• PROVIDED DATA:
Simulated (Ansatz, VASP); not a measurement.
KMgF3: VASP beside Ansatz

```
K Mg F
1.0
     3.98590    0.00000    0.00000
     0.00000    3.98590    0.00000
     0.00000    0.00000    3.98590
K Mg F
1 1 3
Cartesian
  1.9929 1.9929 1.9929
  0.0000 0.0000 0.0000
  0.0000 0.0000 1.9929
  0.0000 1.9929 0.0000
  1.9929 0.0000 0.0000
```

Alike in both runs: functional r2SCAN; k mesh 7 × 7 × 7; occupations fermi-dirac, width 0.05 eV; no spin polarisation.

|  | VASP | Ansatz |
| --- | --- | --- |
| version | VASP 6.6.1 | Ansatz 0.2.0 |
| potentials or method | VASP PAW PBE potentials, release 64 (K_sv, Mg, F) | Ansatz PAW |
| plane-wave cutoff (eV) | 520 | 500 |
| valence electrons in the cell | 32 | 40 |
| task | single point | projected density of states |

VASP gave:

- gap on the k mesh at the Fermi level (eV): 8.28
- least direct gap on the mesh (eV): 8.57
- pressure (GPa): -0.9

• ACTION ITEM:
Reproduce word for word the material above, beginning with the line that contains "520 | 500 |" and ending with the line that contains "- least direct gap on the mesh (eV): 8.57".

• RESPONSE AREA:
| plane-wave cutoff (eV) | 520 | 500 |
| valence electrons in the cell | 32 | 40 |
| task | single point | projected density of states |

VASP gave:

- gap on the k mesh at the Fermi level (eV): 8.28
- least direct gap on the mesh (eV): 8.57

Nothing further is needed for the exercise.